* WORK TASK: Output the material exactly, line by line.

┌──

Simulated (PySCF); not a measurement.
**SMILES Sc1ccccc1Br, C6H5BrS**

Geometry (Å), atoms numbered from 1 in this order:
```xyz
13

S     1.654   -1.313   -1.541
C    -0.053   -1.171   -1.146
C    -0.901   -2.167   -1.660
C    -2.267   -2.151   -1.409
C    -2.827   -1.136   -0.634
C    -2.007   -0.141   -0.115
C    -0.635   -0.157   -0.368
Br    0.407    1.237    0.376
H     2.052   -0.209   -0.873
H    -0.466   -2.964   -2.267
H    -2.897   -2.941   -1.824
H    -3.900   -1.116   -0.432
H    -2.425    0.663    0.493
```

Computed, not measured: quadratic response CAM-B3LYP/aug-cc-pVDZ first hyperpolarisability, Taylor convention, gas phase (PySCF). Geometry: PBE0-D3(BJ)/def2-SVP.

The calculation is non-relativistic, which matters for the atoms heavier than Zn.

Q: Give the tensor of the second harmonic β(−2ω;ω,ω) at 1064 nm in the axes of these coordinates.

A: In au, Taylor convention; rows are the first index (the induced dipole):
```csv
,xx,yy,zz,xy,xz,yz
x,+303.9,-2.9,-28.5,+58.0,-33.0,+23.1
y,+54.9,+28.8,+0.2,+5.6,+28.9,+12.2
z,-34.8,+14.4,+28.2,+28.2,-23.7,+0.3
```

└──

* YOUR SOLUTION:
Simulated (PySCF); not a measurement.
**SMILES Sc1ccccc1Br, C6H5BrS**

Geometry (Å), atoms numbered from 1 in this order:
```xyz
13

S     1.654   -1.313   -1.541
C    -0.053   -1.171   -1.146
C    -0.901   -2.167   -1.660
C    -2.267   -2.151   -1.409
C    -2.827   -1.136   -0.634
C    -2.007   -0.141   -0.115
C    -0.635   -0.157   -0.368
Br    0.407    1.237    0.376
H     2.052   -0.209   -0.873
H    -0.466   -2.964   -2.267
H    -2.897   -2.941   -1.824
H    -3.900   -1.116   -0.432
H    -2.425    0.663    0.493
```

Computed, not measured: quadratic response CAM-B3LYP/aug-cc-pVDZ first hyperpolarisability, Taylor convention, gas phase (PySCF). Geometry: PBE0-D3(BJ)/def2-SVP.

The calculation is non-relativistic, which matters for the atoms heavier than Zn.

Q: Give the tensor of the second harmonic β(−2ω;ω,ω) at 1064 nm in the axes of these coordinates.

A: In au, Taylor convention; rows are the first index (the induced dipole):
```csv
,xx,yy,zz,xy,xz,yz
x,+303.9,-2.9,-28.5,+58.0,-33.0,+23.1
y,+54.9,+28.8,+0.2,+5.6,+28.9,+12.2
z,-34.8,+14.4,+28.2,+28.2,-23.7,+0.3
```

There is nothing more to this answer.